===== ENTRIES PROVIDED =====

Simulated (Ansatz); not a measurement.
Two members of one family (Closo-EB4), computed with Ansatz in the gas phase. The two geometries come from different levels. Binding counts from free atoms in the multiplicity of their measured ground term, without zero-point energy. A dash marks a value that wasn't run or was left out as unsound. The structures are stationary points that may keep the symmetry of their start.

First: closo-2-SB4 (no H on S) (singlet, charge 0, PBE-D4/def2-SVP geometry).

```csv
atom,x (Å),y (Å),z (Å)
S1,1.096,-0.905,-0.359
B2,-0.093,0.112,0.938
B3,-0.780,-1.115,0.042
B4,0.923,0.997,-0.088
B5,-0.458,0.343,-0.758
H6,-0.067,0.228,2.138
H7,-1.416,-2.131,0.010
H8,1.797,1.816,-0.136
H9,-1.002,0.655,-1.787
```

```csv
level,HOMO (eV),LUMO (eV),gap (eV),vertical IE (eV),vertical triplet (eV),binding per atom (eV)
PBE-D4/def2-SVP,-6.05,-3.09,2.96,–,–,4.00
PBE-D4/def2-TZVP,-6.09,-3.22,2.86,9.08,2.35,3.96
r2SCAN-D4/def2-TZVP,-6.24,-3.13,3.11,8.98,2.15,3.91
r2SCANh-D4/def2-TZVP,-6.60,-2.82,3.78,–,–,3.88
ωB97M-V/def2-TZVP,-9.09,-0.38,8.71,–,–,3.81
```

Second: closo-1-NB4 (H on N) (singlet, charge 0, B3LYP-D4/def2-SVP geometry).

=====

__EXERCISE__. The reply should consist of the records, reproduced exactly.

__TASK OUTPUT__.
Simulated (Ansatz); not a measurement.
Two members of one family (Closo-EB4), computed with Ansatz in the gas phase. The two geometries come from different levels. Binding counts from free atoms in the multiplicity of their measured ground term, without zero-point energy. A dash marks a value that wasn't run or was left out as unsound. The structures are stationary points that may keep the symmetry of their start.

First: closo-2-SB4 (no H on S) (singlet, charge 0, PBE-D4/def2-SVP geometry).

```csv
atom,x (Å),y (Å),z (Å)
S1,1.096,-0.905,-0.359
B2,-0.093,0.112,0.938
B3,-0.780,-1.115,0.042
B4,0.923,0.997,-0.088
B5,-0.458,0.343,-0.758
H6,-0.067,0.228,2.138
H7,-1.416,-2.131,0.010
H8,1.797,1.816,-0.136
H9,-1.002,0.655,-1.787
```

```csv
level,HOMO (eV),LUMO (eV),gap (eV),vertical IE (eV),vertical triplet (eV),binding per atom (eV)
PBE-D4/def2-SVP,-6.05,-3.09,2.96,–,–,4.00
PBE-D4/def2-TZVP,-6.09,-3.22,2.86,9.08,2.35,3.96
r2SCAN-D4/def2-TZVP,-6.24,-3.13,3.11,8.98,2.15,3.91
r2SCANh-D4/def2-TZVP,-6.60,-2.82,3.78,–,–,3.88
ωB97M-V/def2-TZVP,-9.09,-0.38,8.71,–,–,3.81
```

Second: closo-1-NB4 (H on N) (singlet, charge 0, B3LYP-D4/def2-SVP geometry).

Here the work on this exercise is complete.